- _EXERCISE_
Reproduce the first line of the entries that follow and each later line, word for word, ending with the one containing "delay at fan-out 4 = 6.18 ps".

------

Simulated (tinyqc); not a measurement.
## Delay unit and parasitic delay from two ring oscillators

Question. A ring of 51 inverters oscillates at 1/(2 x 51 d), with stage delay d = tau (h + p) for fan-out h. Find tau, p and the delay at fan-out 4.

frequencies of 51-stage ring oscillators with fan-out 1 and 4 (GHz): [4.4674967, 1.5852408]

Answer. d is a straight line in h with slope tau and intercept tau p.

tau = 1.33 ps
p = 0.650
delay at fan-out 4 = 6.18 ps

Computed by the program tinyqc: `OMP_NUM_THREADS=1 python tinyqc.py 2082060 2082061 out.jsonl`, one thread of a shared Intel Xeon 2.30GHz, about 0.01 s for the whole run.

------

- _RESPONSE_
Simulated (tinyqc); not a measurement.
## Delay unit and parasitic delay from two ring oscillators

Question. A ring of 51 inverters oscillates at 1/(2 x 51 d), with stage delay d = tau (h + p) for fan-out h. Find tau, p and the delay at fan-out 4.

frequencies of 51-stage ring oscillators with fan-out 1 and 4 (GHz): [4.4674967, 1.5852408]

Answer. d is a straight line in h with slope tau and intercept tau p.

tau = 1.33 ps
p = 0.650
delay at fan-out 4 = 6.18 ps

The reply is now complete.